(Beginning of Information)

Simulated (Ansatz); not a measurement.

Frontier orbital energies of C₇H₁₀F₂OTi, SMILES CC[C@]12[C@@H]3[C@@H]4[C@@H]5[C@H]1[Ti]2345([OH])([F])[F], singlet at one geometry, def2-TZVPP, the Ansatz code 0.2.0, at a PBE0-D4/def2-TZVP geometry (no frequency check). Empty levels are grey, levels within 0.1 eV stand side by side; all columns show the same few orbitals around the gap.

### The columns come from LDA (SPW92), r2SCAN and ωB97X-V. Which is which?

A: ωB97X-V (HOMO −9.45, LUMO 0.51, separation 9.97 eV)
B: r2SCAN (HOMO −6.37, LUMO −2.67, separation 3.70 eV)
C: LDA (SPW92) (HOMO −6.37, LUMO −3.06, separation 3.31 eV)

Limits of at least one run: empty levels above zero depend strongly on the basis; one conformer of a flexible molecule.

(End of Information)

Beginning of the records through the line with "Frontier orbital energies": return that span exactly and stop there.

Simulated (Ansatz); not a measurement.

Frontier orbital energies of C₇H₁₀F₂OTi, SMILES CC[C@]12[C@@H]3[C@@H]4[C@@H]5[C@H]1[Ti]2345([OH])([F])[F], singlet at one geometry, def2-TZVPP, the Ansatz code 0.2.0, at a PBE0-D4/def2-TZVP geometry (no frequency check). Empty levels are grey, levels within 0.1 eV stand side by side; all columns show the same few orbitals around the gap.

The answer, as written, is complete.